_Task item_: From the entries that follow, copy exactly the lines beginning at the line holding "path) | 0.69 eV |" and continuing through the line holding "Rough cost of".

_Given entries_:
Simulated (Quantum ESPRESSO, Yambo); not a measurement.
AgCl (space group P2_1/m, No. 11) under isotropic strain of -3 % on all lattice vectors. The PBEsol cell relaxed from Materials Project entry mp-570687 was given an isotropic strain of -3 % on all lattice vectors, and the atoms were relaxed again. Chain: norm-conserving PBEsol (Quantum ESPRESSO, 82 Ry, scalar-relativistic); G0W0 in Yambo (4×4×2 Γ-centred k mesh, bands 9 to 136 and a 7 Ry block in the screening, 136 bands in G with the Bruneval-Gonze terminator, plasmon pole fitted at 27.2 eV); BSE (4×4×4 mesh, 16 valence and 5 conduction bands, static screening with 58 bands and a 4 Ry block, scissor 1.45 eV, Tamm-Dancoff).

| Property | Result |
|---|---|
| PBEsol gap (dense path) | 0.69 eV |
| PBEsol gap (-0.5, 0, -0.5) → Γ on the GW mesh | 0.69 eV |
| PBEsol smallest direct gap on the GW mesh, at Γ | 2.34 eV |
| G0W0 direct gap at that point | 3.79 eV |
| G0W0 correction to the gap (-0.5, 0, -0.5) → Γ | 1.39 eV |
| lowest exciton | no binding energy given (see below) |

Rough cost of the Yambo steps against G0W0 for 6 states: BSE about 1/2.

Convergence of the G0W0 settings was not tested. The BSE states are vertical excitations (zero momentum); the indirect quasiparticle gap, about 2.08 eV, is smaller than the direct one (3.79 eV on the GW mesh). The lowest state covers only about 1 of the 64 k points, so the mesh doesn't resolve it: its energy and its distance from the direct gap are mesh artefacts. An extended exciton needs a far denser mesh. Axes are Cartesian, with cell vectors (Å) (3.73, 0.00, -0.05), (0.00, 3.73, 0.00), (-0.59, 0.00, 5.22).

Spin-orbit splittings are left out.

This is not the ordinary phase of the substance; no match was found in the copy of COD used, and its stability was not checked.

_Task solution_:
| PBEsol gap (dense path) | 0.69 eV |
| PBEsol gap (-0.5, 0, -0.5) → Γ on the GW mesh | 0.69 eV |
| PBEsol smallest direct gap on the GW mesh, at Γ | 2.34 eV |
| G0W0 direct gap at that point | 3.79 eV |
| G0W0 correction to the gap (-0.5, 0, -0.5) → Γ | 1.39 eV |
| lowest exciton | no binding energy given (see below) |

Rough cost of the Yambo steps against G0W0 for 6 states: BSE about 1/2.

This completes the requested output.